▸ Supplied material

—————

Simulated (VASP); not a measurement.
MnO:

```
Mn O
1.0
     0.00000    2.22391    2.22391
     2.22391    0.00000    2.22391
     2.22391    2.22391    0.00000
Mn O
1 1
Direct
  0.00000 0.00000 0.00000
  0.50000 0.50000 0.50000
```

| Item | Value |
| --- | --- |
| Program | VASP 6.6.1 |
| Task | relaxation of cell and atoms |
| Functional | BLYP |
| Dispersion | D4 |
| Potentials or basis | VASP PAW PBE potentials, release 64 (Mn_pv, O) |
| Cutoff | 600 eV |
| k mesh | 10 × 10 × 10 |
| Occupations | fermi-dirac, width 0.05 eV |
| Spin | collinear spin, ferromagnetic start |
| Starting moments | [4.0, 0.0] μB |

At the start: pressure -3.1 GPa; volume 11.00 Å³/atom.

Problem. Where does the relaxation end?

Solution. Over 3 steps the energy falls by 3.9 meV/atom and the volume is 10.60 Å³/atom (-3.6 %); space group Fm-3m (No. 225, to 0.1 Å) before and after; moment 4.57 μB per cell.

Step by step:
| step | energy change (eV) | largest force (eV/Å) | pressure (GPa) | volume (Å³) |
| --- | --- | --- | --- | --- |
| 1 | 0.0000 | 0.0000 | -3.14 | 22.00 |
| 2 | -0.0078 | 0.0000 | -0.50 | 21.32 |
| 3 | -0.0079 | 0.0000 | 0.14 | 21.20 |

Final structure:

—————

▸ Requirement
Look through the data above and return exactly the lines from the one that contains "10 × 10 × 10 |" to the one that contains "Problem. Where does the relaxation end?", inclusive, with nothing else.

▸ Exercise output
| k mesh | 10 × 10 × 10 |
| Occupations | fermi-dirac, width 0.05 eV |
| Spin | collinear spin, ferromagnetic start |
| Starting moments | [4.0, 0.0] μB |

At the start: pressure -3.1 GPa; volume 11.00 Å³/atom.

Problem. Where does the relaxation end?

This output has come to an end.